BRIEF: Return only what lies between the first line of the entries and the line containing "Question: How large is the calculation?", both lines included.

PROVIDED MATERIAL:
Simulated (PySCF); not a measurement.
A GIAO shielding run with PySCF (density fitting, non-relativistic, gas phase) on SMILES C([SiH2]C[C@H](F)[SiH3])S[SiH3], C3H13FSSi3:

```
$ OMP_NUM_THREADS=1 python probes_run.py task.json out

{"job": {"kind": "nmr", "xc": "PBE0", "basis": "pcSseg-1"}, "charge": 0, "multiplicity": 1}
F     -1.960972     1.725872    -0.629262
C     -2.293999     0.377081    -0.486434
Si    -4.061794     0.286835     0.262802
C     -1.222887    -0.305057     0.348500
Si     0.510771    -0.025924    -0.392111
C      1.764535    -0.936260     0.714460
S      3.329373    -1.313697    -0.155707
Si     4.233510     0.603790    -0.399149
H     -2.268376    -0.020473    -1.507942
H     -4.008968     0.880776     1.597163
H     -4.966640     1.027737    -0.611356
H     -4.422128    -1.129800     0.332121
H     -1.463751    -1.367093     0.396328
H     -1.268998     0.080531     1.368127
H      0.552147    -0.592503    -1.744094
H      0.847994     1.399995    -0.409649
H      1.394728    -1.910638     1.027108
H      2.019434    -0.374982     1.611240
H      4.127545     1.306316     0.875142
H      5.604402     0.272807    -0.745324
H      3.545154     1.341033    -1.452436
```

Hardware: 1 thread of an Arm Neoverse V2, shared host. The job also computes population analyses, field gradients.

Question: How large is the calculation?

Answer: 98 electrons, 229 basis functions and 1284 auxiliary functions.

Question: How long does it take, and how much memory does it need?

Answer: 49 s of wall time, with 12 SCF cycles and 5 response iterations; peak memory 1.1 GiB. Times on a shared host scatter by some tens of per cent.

YOUR RESPONSE:
Simulated (PySCF); not a measurement.
A GIAO shielding run with PySCF (density fitting, non-relativistic, gas phase) on SMILES C([SiH2]C[C@H](F)[SiH3])S[SiH3], C3H13FSSi3:

```
$ OMP_NUM_THREADS=1 python probes_run.py task.json out

{"job": {"kind": "nmr", "xc": "PBE0", "basis": "pcSseg-1"}, "charge": 0, "multiplicity": 1}
F     -1.960972     1.725872    -0.629262
C     -2.293999     0.377081    -0.486434
Si    -4.061794     0.286835     0.262802
C     -1.222887    -0.305057     0.348500
Si     0.510771    -0.025924    -0.392111
C      1.764535    -0.936260     0.714460
S      3.329373    -1.313697    -0.155707
Si     4.233510     0.603790    -0.399149
H     -2.268376    -0.020473    -1.507942
H     -4.008968     0.880776     1.597163
H     -4.966640     1.027737    -0.611356
H     -4.422128    -1.129800     0.332121
H     -1.463751    -1.367093     0.396328
H     -1.268998     0.080531     1.368127
H      0.552147    -0.592503    -1.744094
H      0.847994     1.399995    -0.409649
H      1.394728    -1.910638     1.027108
H      2.019434    -0.374982     1.611240
H      4.127545     1.306316     0.875142
H      5.604402     0.272807    -0.745324
H      3.545154     1.341033    -1.452436
```

Hardware: 1 thread of an Arm Neoverse V2, shared host. The job also computes population analyses, field gradients.

Question: How large is the calculation?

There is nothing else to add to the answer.